ASSIGNMENT ▸ When responding, copy every record below exactly as it appears.

---+---

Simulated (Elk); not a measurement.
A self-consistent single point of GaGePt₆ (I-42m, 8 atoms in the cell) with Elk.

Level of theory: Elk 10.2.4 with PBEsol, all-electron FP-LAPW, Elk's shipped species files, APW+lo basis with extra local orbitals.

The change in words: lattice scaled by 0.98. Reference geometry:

---+---

WRITTEN SOLUTION ▸
Simulated (Elk); not a measurement.
A self-consistent single point of GaGePt₆ (I-42m, 8 atoms in the cell) with Elk.

Level of theory: Elk 10.2.4 with PBEsol, all-electron FP-LAPW, Elk's shipped species files, APW+lo basis with extra local orbitals.

The change in words: lattice scaled by 0.98. Reference geometry:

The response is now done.